• [Task item]: The entries underneath need to be duplicated exactly, with none omitted.

• [Extracted entries]:
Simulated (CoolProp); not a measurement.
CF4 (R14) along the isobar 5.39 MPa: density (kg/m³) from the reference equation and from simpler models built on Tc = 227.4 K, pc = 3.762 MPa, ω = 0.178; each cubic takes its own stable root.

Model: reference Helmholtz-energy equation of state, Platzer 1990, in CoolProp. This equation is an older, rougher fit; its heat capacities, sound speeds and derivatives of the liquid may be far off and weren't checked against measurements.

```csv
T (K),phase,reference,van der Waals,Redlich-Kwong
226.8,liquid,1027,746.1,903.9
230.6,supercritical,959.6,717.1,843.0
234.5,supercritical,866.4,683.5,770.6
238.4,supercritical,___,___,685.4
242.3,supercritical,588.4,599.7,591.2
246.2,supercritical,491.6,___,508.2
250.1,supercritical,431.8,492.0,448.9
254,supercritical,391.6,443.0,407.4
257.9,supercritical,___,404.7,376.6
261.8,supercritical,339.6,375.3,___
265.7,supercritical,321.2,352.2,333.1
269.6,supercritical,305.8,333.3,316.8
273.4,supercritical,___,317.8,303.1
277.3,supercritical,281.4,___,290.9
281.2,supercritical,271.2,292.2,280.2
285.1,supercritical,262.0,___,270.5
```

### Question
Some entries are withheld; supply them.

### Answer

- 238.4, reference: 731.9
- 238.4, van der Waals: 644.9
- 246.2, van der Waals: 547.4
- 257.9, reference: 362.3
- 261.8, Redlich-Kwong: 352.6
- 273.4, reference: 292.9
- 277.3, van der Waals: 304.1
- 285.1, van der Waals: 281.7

• [Answer space]:
Simulated (CoolProp); not a measurement.
CF4 (R14) along the isobar 5.39 MPa: density (kg/m³) from the reference equation and from simpler models built on Tc = 227.4 K, pc = 3.762 MPa, ω = 0.178; each cubic takes its own stable root.

Model: reference Helmholtz-energy equation of state, Platzer 1990, in CoolProp. This equation is an older, rougher fit; its heat capacities, sound speeds and derivatives of the liquid may be far off and weren't checked against measurements.

```csv
T (K),phase,reference,van der Waals,Redlich-Kwong
226.8,liquid,1027,746.1,903.9
230.6,supercritical,959.6,717.1,843.0
234.5,supercritical,866.4,683.5,770.6
238.4,supercritical,___,___,685.4
242.3,supercritical,588.4,599.7,591.2
246.2,supercritical,491.6,___,508.2
250.1,supercritical,431.8,492.0,448.9
254,supercritical,391.6,443.0,407.4
257.9,supercritical,___,404.7,376.6
261.8,supercritical,339.6,375.3,___
265.7,supercritical,321.2,352.2,333.1
269.6,supercritical,305.8,333.3,316.8
273.4,supercritical,___,317.8,303.1
277.3,supercritical,281.4,___,290.9
281.2,supercritical,271.2,292.2,280.2
285.1,supercritical,262.0,___,270.5
```

### Question
Some entries are withheld; supply them.

### Answer

- 238.4, reference: 731.9
- 238.4, van der Waals: 644.9
- 246.2, van der Waals: 547.4
- 257.9, reference: 362.3
- 261.8, Redlich-Kwong: 352.6
- 273.4, reference: 292.9
- 277.3, van der Waals: 304.1
- 285.1, van der Waals: 281.7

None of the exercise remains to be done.